======== Extracted information
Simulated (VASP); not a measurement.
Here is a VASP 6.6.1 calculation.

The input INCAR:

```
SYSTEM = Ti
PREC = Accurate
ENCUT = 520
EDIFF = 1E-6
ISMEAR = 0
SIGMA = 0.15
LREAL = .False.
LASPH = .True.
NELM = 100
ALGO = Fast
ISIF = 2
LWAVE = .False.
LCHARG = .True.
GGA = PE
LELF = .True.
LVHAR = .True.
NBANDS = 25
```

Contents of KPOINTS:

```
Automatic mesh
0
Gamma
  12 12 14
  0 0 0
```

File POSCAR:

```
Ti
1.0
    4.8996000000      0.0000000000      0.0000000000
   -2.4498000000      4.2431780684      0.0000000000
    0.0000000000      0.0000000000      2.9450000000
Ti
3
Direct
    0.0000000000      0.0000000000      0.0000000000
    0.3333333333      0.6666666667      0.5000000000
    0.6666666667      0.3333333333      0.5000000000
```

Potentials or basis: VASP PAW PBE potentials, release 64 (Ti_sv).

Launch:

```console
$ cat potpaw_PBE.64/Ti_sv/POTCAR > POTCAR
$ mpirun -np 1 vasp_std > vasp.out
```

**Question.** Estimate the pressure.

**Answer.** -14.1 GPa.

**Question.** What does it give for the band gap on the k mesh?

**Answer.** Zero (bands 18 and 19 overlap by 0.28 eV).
================

• [Action item] Write the material above out in full, exactly as it reads.

• [Exercise solution]
Simulated (VASP); not a measurement.
Here is a VASP 6.6.1 calculation.

The input INCAR:

```
SYSTEM = Ti
PREC = Accurate
ENCUT = 520
EDIFF = 1E-6
ISMEAR = 0
SIGMA = 0.15
LREAL = .False.
LASPH = .True.
NELM = 100
ALGO = Fast
ISIF = 2
LWAVE = .False.
LCHARG = .True.
GGA = PE
LELF = .True.
LVHAR = .True.
NBANDS = 25
```

Contents of KPOINTS:

```
Automatic mesh
0
Gamma
  12 12 14
  0 0 0
```

File POSCAR:

```
Ti
1.0
    4.8996000000      0.0000000000      0.0000000000
   -2.4498000000      4.2431780684      0.0000000000
    0.0000000000      0.0000000000      2.9450000000
Ti
3
Direct
    0.0000000000      0.0000000000      0.0000000000
    0.3333333333      0.6666666667      0.5000000000
    0.6666666667      0.3333333333      0.5000000000
```

Potentials or basis: VASP PAW PBE potentials, release 64 (Ti_sv).

Launch:

```console
$ cat potpaw_PBE.64/Ti_sv/POTCAR > POTCAR
$ mpirun -np 1 vasp_std > vasp.out
```

**Question.** Estimate the pressure.

**Answer.** -14.1 GPa.

**Question.** What does it give for the band gap on the k mesh?

**Answer.** Zero (bands 18 and 19 overlap by 0.28 eV).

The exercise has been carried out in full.